## Activity
Please reproduce exactly the lines that begin the listing below, up to and including the line where "The structure of" occurs.

══════════

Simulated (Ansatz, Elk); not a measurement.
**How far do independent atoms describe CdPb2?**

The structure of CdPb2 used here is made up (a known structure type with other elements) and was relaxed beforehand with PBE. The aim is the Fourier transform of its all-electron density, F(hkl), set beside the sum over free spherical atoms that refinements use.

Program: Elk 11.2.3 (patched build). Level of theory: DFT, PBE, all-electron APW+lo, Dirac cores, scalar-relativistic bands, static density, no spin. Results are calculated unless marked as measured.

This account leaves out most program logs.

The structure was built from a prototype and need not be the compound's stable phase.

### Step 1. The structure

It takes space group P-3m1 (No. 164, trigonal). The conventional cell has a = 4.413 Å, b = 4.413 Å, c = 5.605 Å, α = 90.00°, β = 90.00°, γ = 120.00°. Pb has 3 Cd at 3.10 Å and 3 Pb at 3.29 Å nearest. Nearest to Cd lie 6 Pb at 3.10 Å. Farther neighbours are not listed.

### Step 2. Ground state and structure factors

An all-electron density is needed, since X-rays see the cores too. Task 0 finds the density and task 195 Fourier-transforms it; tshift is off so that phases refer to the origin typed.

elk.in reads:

══════════

## Task response
Simulated (Ansatz, Elk); not a measurement.
**How far do independent atoms describe CdPb2?**

The structure of CdPb2 used here is made up (a known structure type with other elements) and was relaxed beforehand with PBE. The aim is the Fourier transform of its all-electron density, F(hkl), set beside the sum over free spherical atoms that refinements use.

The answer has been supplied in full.